__Information__:
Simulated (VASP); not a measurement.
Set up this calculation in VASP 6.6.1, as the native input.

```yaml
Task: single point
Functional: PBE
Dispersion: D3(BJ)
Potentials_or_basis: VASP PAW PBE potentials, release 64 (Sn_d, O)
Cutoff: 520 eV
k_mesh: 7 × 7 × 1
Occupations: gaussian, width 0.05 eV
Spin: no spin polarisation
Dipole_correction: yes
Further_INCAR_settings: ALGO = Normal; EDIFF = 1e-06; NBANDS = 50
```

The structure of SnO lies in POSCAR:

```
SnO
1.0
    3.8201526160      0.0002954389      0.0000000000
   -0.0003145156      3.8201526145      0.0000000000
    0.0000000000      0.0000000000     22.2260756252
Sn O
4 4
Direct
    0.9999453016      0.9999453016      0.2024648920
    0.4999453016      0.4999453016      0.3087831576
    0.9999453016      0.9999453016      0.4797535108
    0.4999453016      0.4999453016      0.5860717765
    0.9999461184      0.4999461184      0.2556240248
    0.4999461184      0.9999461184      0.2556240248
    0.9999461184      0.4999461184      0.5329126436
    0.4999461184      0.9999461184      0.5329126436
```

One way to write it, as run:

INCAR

__Work request__: Only the lines from the first line of the records through the one containing "One way to write" should be reproduced, exactly, with both of them included.

__Worked solution__:
Simulated (VASP); not a measurement.
Set up this calculation in VASP 6.6.1, as the native input.

```yaml
Task: single point
Functional: PBE
Dispersion: D3(BJ)
Potentials_or_basis: VASP PAW PBE potentials, release 64 (Sn_d, O)
Cutoff: 520 eV
k_mesh: 7 × 7 × 1
Occupations: gaussian, width 0.05 eV
Spin: no spin polarisation
Dipole_correction: yes
Further_INCAR_settings: ALGO = Normal; EDIFF = 1e-06; NBANDS = 50
```

The structure of SnO lies in POSCAR:

```
SnO
1.0
    3.8201526160      0.0002954389      0.0000000000
   -0.0003145156      3.8201526145      0.0000000000
    0.0000000000      0.0000000000     22.2260756252
Sn O
4 4
Direct
    0.9999453016      0.9999453016      0.2024648920
    0.4999453016      0.4999453016      0.3087831576
    0.9999453016      0.9999453016      0.4797535108
    0.4999453016      0.4999453016      0.5860717765
    0.9999461184      0.4999461184      0.2556240248
    0.4999461184      0.9999461184      0.2556240248
    0.9999461184      0.4999461184      0.5329126436
    0.4999461184      0.9999461184      0.5329126436
```

One way to write it, as run:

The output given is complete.